== == ==
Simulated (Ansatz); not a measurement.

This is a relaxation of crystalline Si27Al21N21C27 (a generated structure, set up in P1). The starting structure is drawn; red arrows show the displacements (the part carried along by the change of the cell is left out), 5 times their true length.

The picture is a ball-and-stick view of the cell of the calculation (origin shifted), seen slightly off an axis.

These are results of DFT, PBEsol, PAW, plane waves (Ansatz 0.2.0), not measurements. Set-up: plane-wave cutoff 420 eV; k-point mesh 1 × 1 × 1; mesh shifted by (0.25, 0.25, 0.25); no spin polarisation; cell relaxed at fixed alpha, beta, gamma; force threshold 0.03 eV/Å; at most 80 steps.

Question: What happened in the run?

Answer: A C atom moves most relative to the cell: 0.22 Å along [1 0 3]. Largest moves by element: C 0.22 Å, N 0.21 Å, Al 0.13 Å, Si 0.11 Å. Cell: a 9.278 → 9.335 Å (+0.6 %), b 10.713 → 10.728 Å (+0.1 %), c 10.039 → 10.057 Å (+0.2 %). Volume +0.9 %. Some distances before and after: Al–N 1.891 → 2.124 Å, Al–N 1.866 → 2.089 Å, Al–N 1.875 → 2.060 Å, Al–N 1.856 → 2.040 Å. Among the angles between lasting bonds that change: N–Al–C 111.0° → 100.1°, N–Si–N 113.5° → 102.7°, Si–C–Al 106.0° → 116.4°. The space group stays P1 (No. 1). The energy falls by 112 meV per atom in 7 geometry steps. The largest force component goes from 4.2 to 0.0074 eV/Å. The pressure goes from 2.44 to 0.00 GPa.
== == ==

The response must consist solely of the lines from the first line of the entries through the line containing "Question: What happened in the run?", repeated exactly.

Simulated (Ansatz); not a measurement.

This is a relaxation of crystalline Si27Al21N21C27 (a generated structure, set up in P1). The starting structure is drawn; red arrows show the displacements (the part carried along by the change of the cell is left out), 5 times their true length.

The picture is a ball-and-stick view of the cell of the calculation (origin shifted), seen slightly off an axis.

These are results of DFT, PBEsol, PAW, plane waves (Ansatz 0.2.0), not measurements. Set-up: plane-wave cutoff 420 eV; k-point mesh 1 × 1 × 1; mesh shifted by (0.25, 0.25, 0.25); no spin polarisation; cell relaxed at fixed alpha, beta, gamma; force threshold 0.03 eV/Å; at most 80 steps.

Question: What happened in the run?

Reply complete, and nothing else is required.